- Task item: An exact reproduction of each record is required.

*** Data section

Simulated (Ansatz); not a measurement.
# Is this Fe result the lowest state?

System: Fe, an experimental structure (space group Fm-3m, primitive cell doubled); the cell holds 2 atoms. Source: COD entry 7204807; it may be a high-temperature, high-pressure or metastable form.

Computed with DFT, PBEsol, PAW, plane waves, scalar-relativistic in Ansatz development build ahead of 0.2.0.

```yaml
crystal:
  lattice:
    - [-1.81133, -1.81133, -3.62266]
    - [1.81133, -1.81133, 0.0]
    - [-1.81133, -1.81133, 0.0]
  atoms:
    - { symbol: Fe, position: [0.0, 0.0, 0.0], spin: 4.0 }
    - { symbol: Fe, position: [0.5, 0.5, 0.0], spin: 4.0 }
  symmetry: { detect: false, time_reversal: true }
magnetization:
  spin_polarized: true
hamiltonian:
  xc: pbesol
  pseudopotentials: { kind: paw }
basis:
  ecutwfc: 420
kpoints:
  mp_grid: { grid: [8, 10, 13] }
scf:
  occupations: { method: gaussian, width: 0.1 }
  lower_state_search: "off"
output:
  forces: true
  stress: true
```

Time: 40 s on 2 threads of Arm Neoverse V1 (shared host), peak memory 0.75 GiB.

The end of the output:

******

- Result:
Simulated (Ansatz); not a measurement.
# Is this Fe result the lowest state?

System: Fe, an experimental structure (space group Fm-3m, primitive cell doubled); the cell holds 2 atoms. Source: COD entry 7204807; it may be a high-temperature, high-pressure or metastable form.

Computed with DFT, PBEsol, PAW, plane waves, scalar-relativistic in Ansatz development build ahead of 0.2.0.

```yaml
crystal:
  lattice:
    - [-1.81133, -1.81133, -3.62266]
    - [1.81133, -1.81133, 0.0]
    - [-1.81133, -1.81133, 0.0]
  atoms:
    - { symbol: Fe, position: [0.0, 0.0, 0.0], spin: 4.0 }
    - { symbol: Fe, position: [0.5, 0.5, 0.0], spin: 4.0 }
  symmetry: { detect: false, time_reversal: true }
magnetization:
  spin_polarized: true
hamiltonian:
  xc: pbesol
  pseudopotentials: { kind: paw }
basis:
  ecutwfc: 420
kpoints:
  mp_grid: { grid: [8, 10, 13] }
scf:
  occupations: { method: gaussian, width: 0.1 }
  lower_state_search: "off"
output:
  forces: true
  stress: true
```

Time: 40 s on 2 threads of Arm Neoverse V1 (shared host), peak memory 0.75 GiB.

The end of the output:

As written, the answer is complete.